╔══
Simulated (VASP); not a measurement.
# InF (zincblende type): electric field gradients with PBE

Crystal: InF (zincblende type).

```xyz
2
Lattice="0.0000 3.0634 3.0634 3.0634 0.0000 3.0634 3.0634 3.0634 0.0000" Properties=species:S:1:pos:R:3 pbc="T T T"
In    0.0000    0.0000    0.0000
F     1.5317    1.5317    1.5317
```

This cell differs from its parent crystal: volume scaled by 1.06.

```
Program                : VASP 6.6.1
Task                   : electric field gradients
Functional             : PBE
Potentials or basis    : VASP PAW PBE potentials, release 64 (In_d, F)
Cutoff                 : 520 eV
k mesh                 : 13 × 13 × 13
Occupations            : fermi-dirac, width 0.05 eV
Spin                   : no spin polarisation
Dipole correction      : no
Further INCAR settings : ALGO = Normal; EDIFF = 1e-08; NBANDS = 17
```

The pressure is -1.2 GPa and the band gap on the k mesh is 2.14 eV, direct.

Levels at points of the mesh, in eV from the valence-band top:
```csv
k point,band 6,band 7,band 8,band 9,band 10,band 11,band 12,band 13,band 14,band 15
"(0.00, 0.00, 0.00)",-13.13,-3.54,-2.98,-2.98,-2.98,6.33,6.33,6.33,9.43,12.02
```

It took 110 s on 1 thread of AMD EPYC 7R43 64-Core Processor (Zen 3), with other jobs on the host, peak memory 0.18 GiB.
╚══

**WORK TASK:** So that nothing is lost, transcribe each entry exactly as written.

**REPLY:**
Simulated (VASP); not a measurement.
# InF (zincblende type): electric field gradients with PBE

Crystal: InF (zincblende type).

```xyz
2
Lattice="0.0000 3.0634 3.0634 3.0634 0.0000 3.0634 3.0634 3.0634 0.0000" Properties=species:S:1:pos:R:3 pbc="T T T"
In    0.0000    0.0000    0.0000
F     1.5317    1.5317    1.5317
```

This cell differs from its parent crystal: volume scaled by 1.06.

```
Program                : VASP 6.6.1
Task                   : electric field gradients
Functional             : PBE
Potentials or basis    : VASP PAW PBE potentials, release 64 (In_d, F)
Cutoff                 : 520 eV
k mesh                 : 13 × 13 × 13
Occupations            : fermi-dirac, width 0.05 eV
Spin                   : no spin polarisation
Dipole correction      : no
Further INCAR settings : ALGO = Normal; EDIFF = 1e-08; NBANDS = 17
```

The pressure is -1.2 GPa and the band gap on the k mesh is 2.14 eV, direct.

Levels at points of the mesh, in eV from the valence-band top:
```csv
k point,band 6,band 7,band 8,band 9,band 10,band 11,band 12,band 13,band 14,band 15
"(0.00, 0.00, 0.00)",-13.13,-3.54,-2.98,-2.98,-2.98,6.33,6.33,6.33,9.43,12.02
```

It took 110 s on 1 thread of AMD EPYC 7R43 64-Core Processor (Zen 3), with other jobs on the host, peak memory 0.18 GiB.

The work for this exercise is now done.